╭─ Source information

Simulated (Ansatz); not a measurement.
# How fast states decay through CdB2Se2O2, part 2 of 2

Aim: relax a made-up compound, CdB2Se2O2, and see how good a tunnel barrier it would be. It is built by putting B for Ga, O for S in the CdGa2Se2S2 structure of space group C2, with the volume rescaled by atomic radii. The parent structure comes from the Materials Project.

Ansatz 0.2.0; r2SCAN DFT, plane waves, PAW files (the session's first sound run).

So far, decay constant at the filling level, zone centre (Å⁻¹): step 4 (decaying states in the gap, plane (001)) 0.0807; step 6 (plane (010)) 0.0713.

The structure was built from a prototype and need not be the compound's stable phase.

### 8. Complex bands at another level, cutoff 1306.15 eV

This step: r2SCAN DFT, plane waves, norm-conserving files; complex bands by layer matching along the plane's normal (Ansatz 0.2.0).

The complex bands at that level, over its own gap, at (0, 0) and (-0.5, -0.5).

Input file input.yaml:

╰─

The material above is to be reproduced exactly as written.

Simulated (Ansatz); not a measurement.
# How fast states decay through CdB2Se2O2, part 2 of 2

Aim: relax a made-up compound, CdB2Se2O2, and see how good a tunnel barrier it would be. It is built by putting B for Ga, O for S in the CdGa2Se2S2 structure of space group C2, with the volume rescaled by atomic radii. The parent structure comes from the Materials Project.

Ansatz 0.2.0; r2SCAN DFT, plane waves, PAW files (the session's first sound run).

So far, decay constant at the filling level, zone centre (Å⁻¹): step 4 (decaying states in the gap, plane (001)) 0.0807; step 6 (plane (010)) 0.0713.

The structure was built from a prototype and need not be the compound's stable phase.

### 8. Complex bands at another level, cutoff 1306.15 eV

This step: r2SCAN DFT, plane waves, norm-conserving files; complex bands by layer matching along the plane's normal (Ansatz 0.2.0).

The complex bands at that level, over its own gap, at (0, 0) and (-0.5, -0.5).

Input file input.yaml:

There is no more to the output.